## [ASSIGNED TASK]
All of the records below need to be copied exactly.

════════════════════

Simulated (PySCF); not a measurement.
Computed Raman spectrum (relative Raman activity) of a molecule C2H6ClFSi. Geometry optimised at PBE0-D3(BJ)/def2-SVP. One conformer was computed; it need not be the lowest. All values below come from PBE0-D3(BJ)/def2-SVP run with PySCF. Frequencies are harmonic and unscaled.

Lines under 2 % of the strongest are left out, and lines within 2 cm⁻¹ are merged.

════════════════════

## [RESPONSE BOX]
Simulated (PySCF); not a measurement.
Computed Raman spectrum (relative Raman activity) of a molecule C2H6ClFSi. Geometry optimised at PBE0-D3(BJ)/def2-SVP. One conformer was computed; it need not be the lowest. All values below come from PBE0-D3(BJ)/def2-SVP run with PySCF. Frequencies are harmonic and unscaled.

Lines under 2 % of the strongest are left out, and lines within 2 cm⁻¹ are merged.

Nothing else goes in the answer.